(Work task):
Please copy, character for character, each line from the beginning of the listing to the line containing "Cell and atoms are relaxed at each pressure.", including both.

(Dataset content):
=== Section Start ===
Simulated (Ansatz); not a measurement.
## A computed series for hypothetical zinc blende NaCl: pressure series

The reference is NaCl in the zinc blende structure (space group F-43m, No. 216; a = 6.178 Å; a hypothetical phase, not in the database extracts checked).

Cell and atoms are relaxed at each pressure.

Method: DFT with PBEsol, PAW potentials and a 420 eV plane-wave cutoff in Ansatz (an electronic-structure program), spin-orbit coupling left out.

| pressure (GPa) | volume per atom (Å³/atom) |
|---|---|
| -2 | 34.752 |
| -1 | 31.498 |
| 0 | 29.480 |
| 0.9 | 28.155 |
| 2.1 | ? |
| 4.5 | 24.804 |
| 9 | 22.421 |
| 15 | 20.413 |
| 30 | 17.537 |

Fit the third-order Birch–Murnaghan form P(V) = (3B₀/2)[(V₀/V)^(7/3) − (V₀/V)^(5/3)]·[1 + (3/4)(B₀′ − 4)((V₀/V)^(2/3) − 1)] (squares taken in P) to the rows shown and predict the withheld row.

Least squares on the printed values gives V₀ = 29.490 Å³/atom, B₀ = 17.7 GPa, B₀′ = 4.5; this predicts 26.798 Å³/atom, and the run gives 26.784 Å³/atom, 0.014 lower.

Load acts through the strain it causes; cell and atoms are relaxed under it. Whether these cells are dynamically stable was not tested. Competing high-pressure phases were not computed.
=== Section End ===

(Exercise solution):
Simulated (Ansatz); not a measurement.
## A computed series for hypothetical zinc blende NaCl: pressure series

The reference is NaCl in the zinc blende structure (space group F-43m, No. 216; a = 6.178 Å; a hypothetical phase, not in the database extracts checked).

Cell and atoms are relaxed at each pressure.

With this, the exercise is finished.